## ACTION ITEM
Return exactly the lines of the records below, starting at the line that contains "The energy is" and ending at the line that contains "First coordinate, engineering", with both of those lines kept.

======== PROVIDED DATA ========

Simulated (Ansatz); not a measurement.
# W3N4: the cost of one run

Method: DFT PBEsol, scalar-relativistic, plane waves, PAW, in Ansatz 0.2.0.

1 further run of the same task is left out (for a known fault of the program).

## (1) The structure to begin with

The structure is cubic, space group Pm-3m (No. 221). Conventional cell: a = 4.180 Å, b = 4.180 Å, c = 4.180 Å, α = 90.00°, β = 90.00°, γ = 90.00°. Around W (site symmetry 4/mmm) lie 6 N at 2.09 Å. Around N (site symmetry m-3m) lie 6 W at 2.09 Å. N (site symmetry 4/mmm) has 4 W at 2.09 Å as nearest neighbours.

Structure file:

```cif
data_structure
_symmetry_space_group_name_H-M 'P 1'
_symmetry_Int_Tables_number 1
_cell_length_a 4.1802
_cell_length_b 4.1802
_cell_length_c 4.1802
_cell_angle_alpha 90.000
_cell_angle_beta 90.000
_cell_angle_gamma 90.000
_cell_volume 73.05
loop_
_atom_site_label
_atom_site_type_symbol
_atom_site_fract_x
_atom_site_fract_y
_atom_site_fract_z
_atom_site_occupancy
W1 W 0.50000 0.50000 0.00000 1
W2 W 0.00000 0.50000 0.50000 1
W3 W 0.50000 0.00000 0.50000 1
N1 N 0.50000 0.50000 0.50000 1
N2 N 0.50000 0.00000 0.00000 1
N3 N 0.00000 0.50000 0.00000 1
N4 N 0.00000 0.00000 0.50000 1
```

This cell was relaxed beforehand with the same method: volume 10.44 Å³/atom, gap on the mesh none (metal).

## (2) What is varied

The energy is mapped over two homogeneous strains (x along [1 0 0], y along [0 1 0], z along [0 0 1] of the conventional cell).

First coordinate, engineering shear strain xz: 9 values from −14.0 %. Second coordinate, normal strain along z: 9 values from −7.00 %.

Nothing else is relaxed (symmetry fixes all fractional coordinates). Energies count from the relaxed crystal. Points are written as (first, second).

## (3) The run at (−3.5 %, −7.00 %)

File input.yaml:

========

## WRITTEN ANSWER
The energy is mapped over two homogeneous strains (x along [1 0 0], y along [0 1 0], z along [0 0 1] of the conventional cell).

First coordinate, engineering shear strain xz: 9 values from −14.0 %. Second coordinate, normal strain along z: 9 values from −7.00 %.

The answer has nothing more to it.